**Action item**.
From the first line to the last, print the records exactly.

**Record extracts**.
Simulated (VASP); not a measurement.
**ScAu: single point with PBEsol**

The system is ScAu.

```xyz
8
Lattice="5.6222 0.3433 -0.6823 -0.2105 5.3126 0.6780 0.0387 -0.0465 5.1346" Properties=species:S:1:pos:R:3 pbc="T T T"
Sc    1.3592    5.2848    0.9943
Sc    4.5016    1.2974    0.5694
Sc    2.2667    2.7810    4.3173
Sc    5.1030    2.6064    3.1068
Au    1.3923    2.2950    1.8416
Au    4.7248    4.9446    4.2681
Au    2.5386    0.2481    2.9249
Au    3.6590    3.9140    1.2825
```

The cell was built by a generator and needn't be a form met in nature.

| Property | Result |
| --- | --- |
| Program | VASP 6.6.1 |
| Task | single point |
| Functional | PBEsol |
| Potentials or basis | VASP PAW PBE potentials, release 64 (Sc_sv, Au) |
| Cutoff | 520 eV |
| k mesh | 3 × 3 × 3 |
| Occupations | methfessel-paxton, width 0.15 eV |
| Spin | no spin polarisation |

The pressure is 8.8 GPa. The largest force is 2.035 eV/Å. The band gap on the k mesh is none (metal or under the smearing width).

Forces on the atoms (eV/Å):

**Task answer**.
Simulated (VASP); not a measurement.
**ScAu: single point with PBEsol**

The system is ScAu.

```xyz
8
Lattice="5.6222 0.3433 -0.6823 -0.2105 5.3126 0.6780 0.0387 -0.0465 5.1346" Properties=species:S:1:pos:R:3 pbc="T T T"
Sc    1.3592    5.2848    0.9943
Sc    4.5016    1.2974    0.5694
Sc    2.2667    2.7810    4.3173
Sc    5.1030    2.6064    3.1068
Au    1.3923    2.2950    1.8416
Au    4.7248    4.9446    4.2681
Au    2.5386    0.2481    2.9249
Au    3.6590    3.9140    1.2825
```

The cell was built by a generator and needn't be a form met in nature.

| Property | Result |
| --- | --- |
| Program | VASP 6.6.1 |
| Task | single point |
| Functional | PBEsol |
| Potentials or basis | VASP PAW PBE potentials, release 64 (Sc_sv, Au) |
| Cutoff | 520 eV |
| k mesh | 3 × 3 × 3 |
| Occupations | methfessel-paxton, width 0.15 eV |
| Spin | no spin polarisation |

The pressure is 8.8 GPa. The largest force is 2.035 eV/Å. The band gap on the k mesh is none (metal or under the smearing width).

Forces on the atoms (eV/Å):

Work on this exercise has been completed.